**ACTIVITY:** All entries should be printed precisely as written.

**SOURCE DATA:**
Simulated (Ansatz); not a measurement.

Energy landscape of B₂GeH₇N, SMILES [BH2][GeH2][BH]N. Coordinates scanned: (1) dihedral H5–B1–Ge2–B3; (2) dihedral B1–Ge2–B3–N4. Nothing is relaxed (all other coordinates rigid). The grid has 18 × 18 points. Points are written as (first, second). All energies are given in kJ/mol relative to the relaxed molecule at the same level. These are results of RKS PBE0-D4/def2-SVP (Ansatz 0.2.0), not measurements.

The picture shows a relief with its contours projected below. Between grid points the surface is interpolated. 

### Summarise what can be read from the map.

**RESULT:**
Simulated (Ansatz); not a measurement.

Energy landscape of B₂GeH₇N, SMILES [BH2][GeH2][BH]N. Coordinates scanned: (1) dihedral H5–B1–Ge2–B3; (2) dihedral B1–Ge2–B3–N4. Nothing is relaxed (all other coordinates rigid). The grid has 18 × 18 points. Points are written as (first, second). All energies are given in kJ/mol relative to the relaxed molecule at the same level. These are results of RKS PBE0-D4/def2-SVP (Ansatz 0.2.0), not measurements.

The picture shows a relief with its contours projected below. Between grid points the surface is interpolated. 

### Summarise what can be read from the map.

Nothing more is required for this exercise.